§ **Supplied material**
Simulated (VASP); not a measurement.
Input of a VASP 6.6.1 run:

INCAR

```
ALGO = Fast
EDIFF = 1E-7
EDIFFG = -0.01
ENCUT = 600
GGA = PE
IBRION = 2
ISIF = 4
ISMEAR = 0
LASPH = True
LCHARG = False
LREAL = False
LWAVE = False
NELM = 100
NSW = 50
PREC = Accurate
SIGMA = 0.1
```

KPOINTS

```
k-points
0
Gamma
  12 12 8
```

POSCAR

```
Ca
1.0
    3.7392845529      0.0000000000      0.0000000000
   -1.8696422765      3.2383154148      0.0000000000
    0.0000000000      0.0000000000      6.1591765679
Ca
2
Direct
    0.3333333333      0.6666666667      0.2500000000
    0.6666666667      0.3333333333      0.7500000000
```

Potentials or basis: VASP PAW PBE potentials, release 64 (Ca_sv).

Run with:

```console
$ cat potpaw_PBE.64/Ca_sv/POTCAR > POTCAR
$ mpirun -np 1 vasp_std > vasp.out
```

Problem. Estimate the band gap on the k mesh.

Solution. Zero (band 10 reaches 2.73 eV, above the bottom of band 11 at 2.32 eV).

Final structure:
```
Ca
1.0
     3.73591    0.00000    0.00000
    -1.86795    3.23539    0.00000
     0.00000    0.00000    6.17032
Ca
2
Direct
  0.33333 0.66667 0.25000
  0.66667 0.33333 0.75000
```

§ **Assigned task**
Please print the whole of the material verbatim.

§ **Task result**
Simulated (VASP); not a measurement.
Input of a VASP 6.6.1 run:

INCAR

```
ALGO = Fast
EDIFF = 1E-7
EDIFFG = -0.01
ENCUT = 600
GGA = PE
IBRION = 2
ISIF = 4
ISMEAR = 0
LASPH = True
LCHARG = False
LREAL = False
LWAVE = False
NELM = 100
NSW = 50
PREC = Accurate
SIGMA = 0.1
```

KPOINTS

```
k-points
0
Gamma
  12 12 8
```

POSCAR

```
Ca
1.0
    3.7392845529      0.0000000000      0.0000000000
   -1.8696422765      3.2383154148      0.0000000000
    0.0000000000      0.0000000000      6.1591765679
Ca
2
Direct
    0.3333333333      0.6666666667      0.2500000000
    0.6666666667      0.3333333333      0.7500000000
```

Potentials or basis: VASP PAW PBE potentials, release 64 (Ca_sv).

Run with:

```console
$ cat potpaw_PBE.64/Ca_sv/POTCAR > POTCAR
$ mpirun -np 1 vasp_std > vasp.out
```

Problem. Estimate the band gap on the k mesh.

Solution. Zero (band 10 reaches 2.73 eV, above the bottom of band 11 at 2.32 eV).

Final structure:
```
Ca
1.0
     3.73591    0.00000    0.00000
    -1.86795    3.23539    0.00000
     0.00000    0.00000    6.17032
Ca
2
Direct
  0.33333 0.66667 0.25000
  0.66667 0.33333 0.75000
```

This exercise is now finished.